--- START ---
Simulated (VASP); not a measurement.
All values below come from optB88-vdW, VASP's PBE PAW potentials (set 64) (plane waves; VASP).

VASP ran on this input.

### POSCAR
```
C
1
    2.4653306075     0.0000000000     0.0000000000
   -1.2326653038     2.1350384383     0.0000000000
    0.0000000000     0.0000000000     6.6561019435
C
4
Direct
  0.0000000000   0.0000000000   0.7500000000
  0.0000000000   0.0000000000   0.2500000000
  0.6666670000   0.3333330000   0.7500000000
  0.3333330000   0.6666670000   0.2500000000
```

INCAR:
--- END ---

» Activity
Reproduce the listing above precisely.

» Your response
Simulated (VASP); not a measurement.
All values below come from optB88-vdW, VASP's PBE PAW potentials (set 64) (plane waves; VASP).

VASP ran on this input.

### POSCAR
```
C
1
    2.4653306075     0.0000000000     0.0000000000
   -1.2326653038     2.1350384383     0.0000000000
    0.0000000000     0.0000000000     6.6561019435
C
4
Direct
  0.0000000000   0.0000000000   0.7500000000
  0.0000000000   0.0000000000   0.2500000000
  0.6666670000   0.3333330000   0.7500000000
  0.3333330000   0.6666670000   0.2500000000
```

INCAR:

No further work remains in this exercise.